* _Activity_:
The whole listing is to be printed again exactly.

* _Excerpted records_:
+===+

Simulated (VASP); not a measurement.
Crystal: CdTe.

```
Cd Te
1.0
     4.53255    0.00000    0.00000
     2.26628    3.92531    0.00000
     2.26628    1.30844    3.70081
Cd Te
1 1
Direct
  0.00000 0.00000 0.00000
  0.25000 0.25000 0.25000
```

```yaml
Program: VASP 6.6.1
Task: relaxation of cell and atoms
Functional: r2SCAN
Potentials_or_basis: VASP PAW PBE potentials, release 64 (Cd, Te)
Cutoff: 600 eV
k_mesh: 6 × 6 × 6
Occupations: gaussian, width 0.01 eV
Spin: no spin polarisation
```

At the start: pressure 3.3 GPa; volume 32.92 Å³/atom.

+===+

* _Exercise answer_:
Simulated (VASP); not a measurement.
Crystal: CdTe.

```
Cd Te
1.0
     4.53255    0.00000    0.00000
     2.26628    3.92531    0.00000
     2.26628    1.30844    3.70081
Cd Te
1 1
Direct
  0.00000 0.00000 0.00000
  0.25000 0.25000 0.25000
```

```yaml
Program: VASP 6.6.1
Task: relaxation of cell and atoms
Functional: r2SCAN
Potentials_or_basis: VASP PAW PBE potentials, release 64 (Cd, Te)
Cutoff: 600 eV
k_mesh: 6 × 6 × 6
Occupations: gaussian, width 0.01 eV
Spin: no spin polarisation
```

At the start: pressure 3.3 GPa; volume 32.92 Å³/atom.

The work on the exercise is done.